» WORK TASK
Please output, without any change, the lines of the material below from the very first through the one with "[Runs of the".

» ENTRIES SUPPLIED
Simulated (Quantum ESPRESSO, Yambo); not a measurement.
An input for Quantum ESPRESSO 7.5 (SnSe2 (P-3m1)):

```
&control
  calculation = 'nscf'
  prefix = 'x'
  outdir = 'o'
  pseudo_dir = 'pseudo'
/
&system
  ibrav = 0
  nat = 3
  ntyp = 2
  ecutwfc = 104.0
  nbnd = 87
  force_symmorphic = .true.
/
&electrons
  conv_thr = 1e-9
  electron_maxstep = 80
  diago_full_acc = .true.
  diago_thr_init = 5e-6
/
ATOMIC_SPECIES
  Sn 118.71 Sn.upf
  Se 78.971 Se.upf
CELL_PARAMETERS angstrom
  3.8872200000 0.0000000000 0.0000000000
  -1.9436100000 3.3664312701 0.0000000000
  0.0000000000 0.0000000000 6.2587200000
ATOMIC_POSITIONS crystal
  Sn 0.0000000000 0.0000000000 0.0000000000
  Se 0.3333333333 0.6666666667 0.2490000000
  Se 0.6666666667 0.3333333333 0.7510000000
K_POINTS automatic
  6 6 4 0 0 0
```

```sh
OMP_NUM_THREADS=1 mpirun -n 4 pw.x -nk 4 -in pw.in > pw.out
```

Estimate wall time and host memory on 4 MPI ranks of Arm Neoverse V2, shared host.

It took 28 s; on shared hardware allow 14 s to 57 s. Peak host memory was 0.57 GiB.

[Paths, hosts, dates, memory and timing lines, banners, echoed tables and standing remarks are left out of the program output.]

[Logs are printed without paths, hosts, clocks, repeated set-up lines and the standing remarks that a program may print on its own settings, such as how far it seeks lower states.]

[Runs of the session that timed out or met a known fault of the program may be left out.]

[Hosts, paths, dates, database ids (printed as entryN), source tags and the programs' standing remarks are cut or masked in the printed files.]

» ANSWER SECTION
Simulated (Quantum ESPRESSO, Yambo); not a measurement.
An input for Quantum ESPRESSO 7.5 (SnSe2 (P-3m1)):

```
&control
  calculation = 'nscf'
  prefix = 'x'
  outdir = 'o'
  pseudo_dir = 'pseudo'
/
&system
  ibrav = 0
  nat = 3
  ntyp = 2
  ecutwfc = 104.0
  nbnd = 87
  force_symmorphic = .true.
/
&electrons
  conv_thr = 1e-9
  electron_maxstep = 80
  diago_full_acc = .true.
  diago_thr_init = 5e-6
/
ATOMIC_SPECIES
  Sn 118.71 Sn.upf
  Se 78.971 Se.upf
CELL_PARAMETERS angstrom
  3.8872200000 0.0000000000 0.0000000000
  -1.9436100000 3.3664312701 0.0000000000
  0.0000000000 0.0000000000 6.2587200000
ATOMIC_POSITIONS crystal
  Sn 0.0000000000 0.0000000000 0.0000000000
  Se 0.3333333333 0.6666666667 0.2490000000
  Se 0.6666666667 0.3333333333 0.7510000000
K_POINTS automatic
  6 6 4 0 0 0
```

```sh
OMP_NUM_THREADS=1 mpirun -n 4 pw.x -nk 4 -in pw.in > pw.out
```

Estimate wall time and host memory on 4 MPI ranks of Arm Neoverse V2, shared host.

It took 28 s; on shared hardware allow 14 s to 57 s. Peak host memory was 0.57 GiB.

[Paths, hosts, dates, memory and timing lines, banners, echoed tables and standing remarks are left out of the program output.]

[Logs are printed without paths, hosts, clocks, repeated set-up lines and the standing remarks that a program may print on its own settings, such as how far it seeks lower states.]

[Runs of the session that timed out or met a known fault of the program may be left out.]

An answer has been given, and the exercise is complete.